Exercise data START

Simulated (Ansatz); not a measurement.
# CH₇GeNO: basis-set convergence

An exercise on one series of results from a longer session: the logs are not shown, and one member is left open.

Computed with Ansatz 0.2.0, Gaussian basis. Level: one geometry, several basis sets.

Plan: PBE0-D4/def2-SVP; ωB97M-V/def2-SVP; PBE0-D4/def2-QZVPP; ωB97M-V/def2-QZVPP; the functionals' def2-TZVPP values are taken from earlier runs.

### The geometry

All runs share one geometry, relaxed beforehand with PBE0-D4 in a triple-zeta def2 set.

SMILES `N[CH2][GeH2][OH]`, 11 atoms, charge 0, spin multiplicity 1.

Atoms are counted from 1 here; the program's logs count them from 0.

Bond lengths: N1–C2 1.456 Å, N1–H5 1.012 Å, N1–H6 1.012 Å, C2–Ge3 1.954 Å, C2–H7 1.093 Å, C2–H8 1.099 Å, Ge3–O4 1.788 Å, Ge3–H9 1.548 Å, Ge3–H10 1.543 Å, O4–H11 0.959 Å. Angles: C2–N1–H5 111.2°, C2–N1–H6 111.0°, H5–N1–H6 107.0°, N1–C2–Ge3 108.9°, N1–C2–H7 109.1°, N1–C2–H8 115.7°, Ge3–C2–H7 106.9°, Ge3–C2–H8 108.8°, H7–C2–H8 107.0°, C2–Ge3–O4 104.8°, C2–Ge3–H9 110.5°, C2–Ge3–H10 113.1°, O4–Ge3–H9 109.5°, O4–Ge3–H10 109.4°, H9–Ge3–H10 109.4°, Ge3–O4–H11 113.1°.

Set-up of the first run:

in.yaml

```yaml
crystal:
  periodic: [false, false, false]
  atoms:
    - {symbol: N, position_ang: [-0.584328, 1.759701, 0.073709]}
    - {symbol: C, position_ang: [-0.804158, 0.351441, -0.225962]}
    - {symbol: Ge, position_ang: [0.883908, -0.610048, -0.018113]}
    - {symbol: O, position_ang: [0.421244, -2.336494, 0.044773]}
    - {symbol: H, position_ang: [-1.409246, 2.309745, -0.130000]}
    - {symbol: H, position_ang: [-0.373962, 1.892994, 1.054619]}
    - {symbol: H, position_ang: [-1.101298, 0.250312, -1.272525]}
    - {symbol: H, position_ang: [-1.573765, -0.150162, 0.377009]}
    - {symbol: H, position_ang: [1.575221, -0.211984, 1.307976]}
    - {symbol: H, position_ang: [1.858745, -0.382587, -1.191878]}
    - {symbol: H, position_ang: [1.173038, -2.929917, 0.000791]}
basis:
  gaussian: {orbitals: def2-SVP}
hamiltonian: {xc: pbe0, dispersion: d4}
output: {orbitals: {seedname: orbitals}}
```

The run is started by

Exercise data END

= Assignment =
Here the job is to set down exactly the lines of the material above that fall between the one with "### The geometry" and the one with "Atoms are counted", inclusive, and nothing beyond them.

= Exercise answer =
### The geometry

All runs share one geometry, relaxed beforehand with PBE0-D4 in a triple-zeta def2 set.

SMILES `N[CH2][GeH2][OH]`, 11 atoms, charge 0, spin multiplicity 1.

Atoms are counted from 1 here; the program's logs count them from 0.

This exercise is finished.